Exercise -> Return the data below, unchanged.

Dataset extract ->
────────────────
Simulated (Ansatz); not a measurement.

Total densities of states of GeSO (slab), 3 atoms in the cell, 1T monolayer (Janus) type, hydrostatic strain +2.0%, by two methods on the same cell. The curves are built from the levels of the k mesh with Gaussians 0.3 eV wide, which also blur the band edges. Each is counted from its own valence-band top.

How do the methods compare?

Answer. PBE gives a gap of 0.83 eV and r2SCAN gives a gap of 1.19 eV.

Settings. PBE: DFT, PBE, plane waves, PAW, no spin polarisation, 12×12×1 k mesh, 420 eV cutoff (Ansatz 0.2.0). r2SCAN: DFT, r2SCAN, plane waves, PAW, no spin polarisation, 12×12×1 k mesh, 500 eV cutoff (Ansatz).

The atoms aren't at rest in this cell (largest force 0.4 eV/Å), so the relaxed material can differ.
────────────────

Exercise response ->
Simulated (Ansatz); not a measurement.

Total densities of states of GeSO (slab), 3 atoms in the cell, 1T monolayer (Janus) type, hydrostatic strain +2.0%, by two methods on the same cell. The curves are built from the levels of the k mesh with Gaussians 0.3 eV wide, which also blur the band edges. Each is counted from its own valence-band top.

How do the methods compare?

Answer. PBE gives a gap of 0.83 eV and r2SCAN gives a gap of 1.19 eV.

Settings. PBE: DFT, PBE, plane waves, PAW, no spin polarisation, 12×12×1 k mesh, 420 eV cutoff (Ansatz 0.2.0). r2SCAN: DFT, r2SCAN, plane waves, PAW, no spin polarisation, 12×12×1 k mesh, 500 eV cutoff (Ansatz).

The atoms aren't at rest in this cell (largest force 0.4 eV/Å), so the relaxed material can differ.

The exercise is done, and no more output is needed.